Action item: Reproduce each entry below in full, exactly as it was given.

Source information:
__________________________________________________

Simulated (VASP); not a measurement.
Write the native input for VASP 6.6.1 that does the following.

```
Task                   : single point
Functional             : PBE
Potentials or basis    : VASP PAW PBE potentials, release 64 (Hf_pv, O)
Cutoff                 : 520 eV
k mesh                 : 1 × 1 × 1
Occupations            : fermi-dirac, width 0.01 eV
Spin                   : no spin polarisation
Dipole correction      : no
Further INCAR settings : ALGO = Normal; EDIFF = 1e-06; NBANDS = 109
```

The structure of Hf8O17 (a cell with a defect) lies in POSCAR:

__________________________________________________

Written reply:
Simulated (VASP); not a measurement.
Write the native input for VASP 6.6.1 that does the following.

```
Task                   : single point
Functional             : PBE
Potentials or basis    : VASP PAW PBE potentials, release 64 (Hf_pv, O)
Cutoff                 : 520 eV
k mesh                 : 1 × 1 × 1
Occupations            : fermi-dirac, width 0.01 eV
Spin                   : no spin polarisation
Dipole correction      : no
Further INCAR settings : ALGO = Normal; EDIFF = 1e-06; NBANDS = 109
```

The structure of Hf8O17 (a cell with a defect) lies in POSCAR:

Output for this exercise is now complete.